Work task: With the first line below as the start and the line containing "Hardware: 1 thread" as the end, copy every line between them exactly, ends included.

Listed entries:
((

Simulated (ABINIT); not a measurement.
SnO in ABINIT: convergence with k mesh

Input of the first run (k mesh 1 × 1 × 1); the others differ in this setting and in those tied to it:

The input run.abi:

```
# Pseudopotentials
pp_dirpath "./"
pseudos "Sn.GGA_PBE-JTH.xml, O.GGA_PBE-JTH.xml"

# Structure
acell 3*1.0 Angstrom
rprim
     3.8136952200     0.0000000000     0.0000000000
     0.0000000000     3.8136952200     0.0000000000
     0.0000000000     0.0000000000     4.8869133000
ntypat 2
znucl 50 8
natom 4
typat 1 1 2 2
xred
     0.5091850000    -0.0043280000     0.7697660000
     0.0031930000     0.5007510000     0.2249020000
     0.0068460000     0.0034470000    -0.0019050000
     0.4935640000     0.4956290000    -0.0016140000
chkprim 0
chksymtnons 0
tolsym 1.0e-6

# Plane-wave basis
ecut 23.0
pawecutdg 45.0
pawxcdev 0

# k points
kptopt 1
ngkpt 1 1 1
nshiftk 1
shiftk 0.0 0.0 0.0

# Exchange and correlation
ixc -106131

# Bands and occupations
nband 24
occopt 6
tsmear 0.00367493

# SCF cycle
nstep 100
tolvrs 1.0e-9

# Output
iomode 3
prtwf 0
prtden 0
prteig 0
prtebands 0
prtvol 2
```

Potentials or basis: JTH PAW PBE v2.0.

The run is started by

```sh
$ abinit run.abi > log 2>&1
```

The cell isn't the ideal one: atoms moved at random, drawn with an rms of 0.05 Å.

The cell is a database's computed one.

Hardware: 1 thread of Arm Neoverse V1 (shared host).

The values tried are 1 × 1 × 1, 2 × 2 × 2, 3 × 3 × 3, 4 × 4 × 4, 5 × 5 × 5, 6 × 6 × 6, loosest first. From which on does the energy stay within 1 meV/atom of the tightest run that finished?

))

Exercise result:
Simulated (ABINIT); not a measurement.
SnO in ABINIT: convergence with k mesh

Input of the first run (k mesh 1 × 1 × 1); the others differ in this setting and in those tied to it:

The input run.abi:

```
# Pseudopotentials
pp_dirpath "./"
pseudos "Sn.GGA_PBE-JTH.xml, O.GGA_PBE-JTH.xml"

# Structure
acell 3*1.0 Angstrom
rprim
     3.8136952200     0.0000000000     0.0000000000
     0.0000000000     3.8136952200     0.0000000000
     0.0000000000     0.0000000000     4.8869133000
ntypat 2
znucl 50 8
natom 4
typat 1 1 2 2
xred
     0.5091850000    -0.0043280000     0.7697660000
     0.0031930000     0.5007510000     0.2249020000
     0.0068460000     0.0034470000    -0.0019050000
     0.4935640000     0.4956290000    -0.0016140000
chkprim 0
chksymtnons 0
tolsym 1.0e-6

# Plane-wave basis
ecut 23.0
pawecutdg 45.0
pawxcdev 0

# k points
kptopt 1
ngkpt 1 1 1
nshiftk 1
shiftk 0.0 0.0 0.0

# Exchange and correlation
ixc -106131

# Bands and occupations
nband 24
occopt 6
tsmear 0.00367493

# SCF cycle
nstep 100
tolvrs 1.0e-9

# Output
iomode 3
prtwf 0
prtden 0
prteig 0
prtebands 0
prtvol 2
```

Potentials or basis: JTH PAW PBE v2.0.

The run is started by

```sh
$ abinit run.abi > log 2>&1
```

The cell isn't the ideal one: atoms moved at random, drawn with an rms of 0.05 Å.

The cell is a database's computed one.

Hardware: 1 thread of Arm Neoverse V1 (shared host).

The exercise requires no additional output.